# EXERCISE
Every line from the one with "Given: the input" to the one with "Potentials or basis: Ansatz PAW.", including those two, is to be copied exactly; all other lines of the entries below are left out.

# RECORDED INFORMATION
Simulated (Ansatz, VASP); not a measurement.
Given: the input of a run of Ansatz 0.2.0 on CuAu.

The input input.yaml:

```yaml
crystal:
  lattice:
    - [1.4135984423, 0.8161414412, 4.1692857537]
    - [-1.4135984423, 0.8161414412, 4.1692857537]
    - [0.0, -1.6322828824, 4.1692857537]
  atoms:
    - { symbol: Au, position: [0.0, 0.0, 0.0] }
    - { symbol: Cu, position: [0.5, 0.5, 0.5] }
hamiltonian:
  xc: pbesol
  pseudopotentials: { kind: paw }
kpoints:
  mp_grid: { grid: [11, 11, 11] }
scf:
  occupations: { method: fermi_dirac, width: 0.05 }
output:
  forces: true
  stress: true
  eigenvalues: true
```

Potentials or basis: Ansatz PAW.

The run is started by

# WRITTEN REPLY
Given: the input of a run of Ansatz 0.2.0 on CuAu.

The input input.yaml:

```yaml
crystal:
  lattice:
    - [1.4135984423, 0.8161414412, 4.1692857537]
    - [-1.4135984423, 0.8161414412, 4.1692857537]
    - [0.0, -1.6322828824, 4.1692857537]
  atoms:
    - { symbol: Au, position: [0.0, 0.0, 0.0] }
    - { symbol: Cu, position: [0.5, 0.5, 0.5] }
hamiltonian:
  xc: pbesol
  pseudopotentials: { kind: paw }
kpoints:
  mp_grid: { grid: [11, 11, 11] }
scf:
  occupations: { method: fermi_dirac, width: 0.05 }
output:
  forces: true
  stress: true
  eigenvalues: true
```

Potentials or basis: Ansatz PAW.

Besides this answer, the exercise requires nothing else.